→ **WORK ITEM**: Each entry needs to be reproduced verbatim.

START RECORDS PROVIDED
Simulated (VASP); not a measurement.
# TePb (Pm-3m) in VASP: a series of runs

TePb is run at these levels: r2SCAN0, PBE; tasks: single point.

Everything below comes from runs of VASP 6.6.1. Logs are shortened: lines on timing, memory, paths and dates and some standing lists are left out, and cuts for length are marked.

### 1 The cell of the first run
END RECORDS PROVIDED

→ **YOUR RESPONSE**:
Simulated (VASP); not a measurement.
# TePb (Pm-3m) in VASP: a series of runs

TePb is run at these levels: r2SCAN0, PBE; tasks: single point.

Everything below comes from runs of VASP 6.6.1. Logs are shortened: lines on timing, memory, paths and dates and some standing lists are left out, and cuts for length are marked.

### 1 The cell of the first run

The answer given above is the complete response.